_Work task_. From top to bottom, each entry below must be reproduced exactly.

◆ ◆ ◆ ◆
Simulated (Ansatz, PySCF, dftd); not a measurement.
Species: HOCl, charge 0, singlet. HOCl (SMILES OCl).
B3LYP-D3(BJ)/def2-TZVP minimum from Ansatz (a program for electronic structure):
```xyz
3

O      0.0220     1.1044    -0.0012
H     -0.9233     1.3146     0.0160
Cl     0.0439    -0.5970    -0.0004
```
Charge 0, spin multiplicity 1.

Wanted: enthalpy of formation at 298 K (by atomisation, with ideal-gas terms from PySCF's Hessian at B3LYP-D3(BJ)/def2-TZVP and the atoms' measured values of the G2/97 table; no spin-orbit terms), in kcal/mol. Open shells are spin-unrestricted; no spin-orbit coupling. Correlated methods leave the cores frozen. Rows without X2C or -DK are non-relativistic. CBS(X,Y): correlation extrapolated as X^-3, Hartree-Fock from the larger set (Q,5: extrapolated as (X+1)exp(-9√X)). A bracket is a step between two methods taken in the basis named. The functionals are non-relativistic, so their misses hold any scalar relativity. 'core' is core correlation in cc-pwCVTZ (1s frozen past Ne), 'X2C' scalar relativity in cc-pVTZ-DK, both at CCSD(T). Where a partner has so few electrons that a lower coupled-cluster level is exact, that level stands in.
◆ ◆ ◆ ◆

_Task result_.
Simulated (Ansatz, PySCF, dftd); not a measurement.
Species: HOCl, charge 0, singlet. HOCl (SMILES OCl).
B3LYP-D3(BJ)/def2-TZVP minimum from Ansatz (a program for electronic structure):
```xyz
3

O      0.0220     1.1044    -0.0012
H     -0.9233     1.3146     0.0160
Cl     0.0439    -0.5970    -0.0004
```
Charge 0, spin multiplicity 1.

Wanted: enthalpy of formation at 298 K (by atomisation, with ideal-gas terms from PySCF's Hessian at B3LYP-D3(BJ)/def2-TZVP and the atoms' measured values of the G2/97 table; no spin-orbit terms), in kcal/mol. Open shells are spin-unrestricted; no spin-orbit coupling. Correlated methods leave the cores frozen. Rows without X2C or -DK are non-relativistic. CBS(X,Y): correlation extrapolated as X^-3, Hartree-Fock from the larger set (Q,5: extrapolated as (X+1)exp(-9√X)). A bracket is a step between two methods taken in the basis named. The functionals are non-relativistic, so their misses hold any scalar relativity. 'core' is core correlation in cc-pwCVTZ (1s frozen past Ne), 'X2C' scalar relativity in cc-pVTZ-DK, both at CCSD(T). Where a partner has so few electrons that a lower coupled-cluster level is exact, that level stands in.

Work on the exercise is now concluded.